Provided information:
■ ■ ■ ■ ■ ■ ■

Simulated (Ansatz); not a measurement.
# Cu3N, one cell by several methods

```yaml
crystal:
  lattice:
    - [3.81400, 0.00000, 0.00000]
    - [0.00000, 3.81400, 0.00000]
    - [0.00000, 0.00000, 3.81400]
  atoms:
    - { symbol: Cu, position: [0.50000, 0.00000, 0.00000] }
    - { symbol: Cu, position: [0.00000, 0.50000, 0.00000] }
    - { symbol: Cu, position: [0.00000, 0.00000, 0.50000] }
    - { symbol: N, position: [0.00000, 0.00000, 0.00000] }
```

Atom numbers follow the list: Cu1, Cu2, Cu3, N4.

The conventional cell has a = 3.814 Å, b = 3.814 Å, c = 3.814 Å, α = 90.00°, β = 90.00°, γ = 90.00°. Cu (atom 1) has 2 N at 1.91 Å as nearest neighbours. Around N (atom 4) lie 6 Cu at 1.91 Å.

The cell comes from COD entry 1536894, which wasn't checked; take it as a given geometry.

■ ■ ■ ■ ■ ■ ■

Required action: An exact restatement of the data above is required.

Worked solution:
Simulated (Ansatz); not a measurement.
# Cu3N, one cell by several methods

```yaml
crystal:
  lattice:
    - [3.81400, 0.00000, 0.00000]
    - [0.00000, 3.81400, 0.00000]
    - [0.00000, 0.00000, 3.81400]
  atoms:
    - { symbol: Cu, position: [0.50000, 0.00000, 0.00000] }
    - { symbol: Cu, position: [0.00000, 0.50000, 0.00000] }
    - { symbol: Cu, position: [0.00000, 0.00000, 0.50000] }
    - { symbol: N, position: [0.00000, 0.00000, 0.00000] }
```

Atom numbers follow the list: Cu1, Cu2, Cu3, N4.

The conventional cell has a = 3.814 Å, b = 3.814 Å, c = 3.814 Å, α = 90.00°, β = 90.00°, γ = 90.00°. Cu (atom 1) has 2 N at 1.91 Å as nearest neighbours. Around N (atom 4) lie 6 Cu at 1.91 Å.

The cell comes from COD entry 1536894, which wasn't checked; take it as a given geometry.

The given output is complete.